Work task ::
Give back the entries exactly, ending with the "Bond lengths: B1–O2" line.

Study material ::
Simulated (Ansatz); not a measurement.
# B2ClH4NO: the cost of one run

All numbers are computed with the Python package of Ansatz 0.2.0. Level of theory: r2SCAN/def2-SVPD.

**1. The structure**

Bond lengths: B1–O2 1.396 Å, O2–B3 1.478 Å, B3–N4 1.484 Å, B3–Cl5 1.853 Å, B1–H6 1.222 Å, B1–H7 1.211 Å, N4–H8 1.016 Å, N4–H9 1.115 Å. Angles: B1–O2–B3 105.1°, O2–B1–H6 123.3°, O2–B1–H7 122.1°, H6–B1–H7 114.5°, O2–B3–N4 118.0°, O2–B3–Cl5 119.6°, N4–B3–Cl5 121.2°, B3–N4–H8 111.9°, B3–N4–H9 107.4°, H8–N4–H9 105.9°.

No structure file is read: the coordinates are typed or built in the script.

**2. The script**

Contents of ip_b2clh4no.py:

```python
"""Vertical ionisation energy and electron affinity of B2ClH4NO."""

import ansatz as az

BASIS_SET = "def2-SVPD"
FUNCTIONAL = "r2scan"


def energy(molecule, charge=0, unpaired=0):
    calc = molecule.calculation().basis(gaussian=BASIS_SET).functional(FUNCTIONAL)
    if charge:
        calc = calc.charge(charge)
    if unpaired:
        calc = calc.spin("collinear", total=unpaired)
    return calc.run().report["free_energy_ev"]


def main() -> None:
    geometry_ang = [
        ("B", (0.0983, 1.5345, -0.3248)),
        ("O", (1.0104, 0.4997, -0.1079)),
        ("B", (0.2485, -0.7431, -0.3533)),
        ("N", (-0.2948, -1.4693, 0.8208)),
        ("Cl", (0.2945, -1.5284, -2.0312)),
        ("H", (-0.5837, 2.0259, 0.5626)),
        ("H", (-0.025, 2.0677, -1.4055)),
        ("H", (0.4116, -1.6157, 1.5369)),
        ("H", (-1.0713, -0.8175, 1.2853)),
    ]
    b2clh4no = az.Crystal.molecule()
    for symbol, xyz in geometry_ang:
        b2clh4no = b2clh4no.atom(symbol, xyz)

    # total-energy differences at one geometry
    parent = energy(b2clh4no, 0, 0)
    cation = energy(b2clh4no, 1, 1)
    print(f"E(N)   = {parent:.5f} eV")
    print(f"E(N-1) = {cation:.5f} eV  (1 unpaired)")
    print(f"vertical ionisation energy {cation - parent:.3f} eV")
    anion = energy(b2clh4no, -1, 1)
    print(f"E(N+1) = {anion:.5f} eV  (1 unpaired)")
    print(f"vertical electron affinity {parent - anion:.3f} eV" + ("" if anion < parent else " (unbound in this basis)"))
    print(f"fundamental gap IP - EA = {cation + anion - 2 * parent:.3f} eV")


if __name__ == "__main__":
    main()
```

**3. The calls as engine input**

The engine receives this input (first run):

Solution ::
Simulated (Ansatz); not a measurement.
# B2ClH4NO: the cost of one run

All numbers are computed with the Python package of Ansatz 0.2.0. Level of theory: r2SCAN/def2-SVPD.

**1. The structure**

Bond lengths: B1–O2 1.396 Å, O2–B3 1.478 Å, B3–N4 1.484 Å, B3–Cl5 1.853 Å, B1–H6 1.222 Å, B1–H7 1.211 Å, N4–H8 1.016 Å, N4–H9 1.115 Å. Angles: B1–O2–B3 105.1°, O2–B1–H6 123.3°, O2–B1–H7 122.1°, H6–B1–H7 114.5°, O2–B3–N4 118.0°, O2–B3–Cl5 119.6°, N4–B3–Cl5 121.2°, B3–N4–H8 111.9°, B3–N4–H9 107.4°, H8–N4–H9 105.9°.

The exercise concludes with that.